Work item:
Set down, please, without alteration, the lines of the entries below from the first through the one containing "Ansatz PAW |".

Dataset entries:
■ ■ ■ ■

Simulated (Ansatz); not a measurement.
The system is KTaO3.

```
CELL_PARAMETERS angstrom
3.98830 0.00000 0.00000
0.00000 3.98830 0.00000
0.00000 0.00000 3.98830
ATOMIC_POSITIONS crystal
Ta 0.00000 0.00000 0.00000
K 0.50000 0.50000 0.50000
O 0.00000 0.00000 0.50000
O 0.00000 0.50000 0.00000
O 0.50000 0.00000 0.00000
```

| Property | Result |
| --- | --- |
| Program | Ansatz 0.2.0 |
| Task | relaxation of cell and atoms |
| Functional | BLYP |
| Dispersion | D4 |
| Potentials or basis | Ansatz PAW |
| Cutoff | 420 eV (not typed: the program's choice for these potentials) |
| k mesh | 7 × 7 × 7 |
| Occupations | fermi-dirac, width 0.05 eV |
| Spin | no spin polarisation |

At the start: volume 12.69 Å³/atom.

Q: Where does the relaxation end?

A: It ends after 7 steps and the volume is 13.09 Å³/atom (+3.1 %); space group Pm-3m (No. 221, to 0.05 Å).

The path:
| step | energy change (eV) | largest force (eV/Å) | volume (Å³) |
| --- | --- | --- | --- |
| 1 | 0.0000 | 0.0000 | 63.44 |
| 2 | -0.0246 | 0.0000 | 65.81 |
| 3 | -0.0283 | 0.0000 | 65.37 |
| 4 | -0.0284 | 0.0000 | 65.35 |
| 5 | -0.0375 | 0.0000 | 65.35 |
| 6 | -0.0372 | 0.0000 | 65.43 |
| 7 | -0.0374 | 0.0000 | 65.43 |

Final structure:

■ ■ ■ ■

Exercise solution:
Simulated (Ansatz); not a measurement.
The system is KTaO3.

```
CELL_PARAMETERS angstrom
3.98830 0.00000 0.00000
0.00000 3.98830 0.00000
0.00000 0.00000 3.98830
ATOMIC_POSITIONS crystal
Ta 0.00000 0.00000 0.00000
K 0.50000 0.50000 0.50000
O 0.00000 0.00000 0.50000
O 0.00000 0.50000 0.00000
O 0.50000 0.00000 0.00000
```

| Property | Result |
| --- | --- |
| Program | Ansatz 0.2.0 |
| Task | relaxation of cell and atoms |
| Functional | BLYP |
| Dispersion | D4 |
| Potentials or basis | Ansatz PAW |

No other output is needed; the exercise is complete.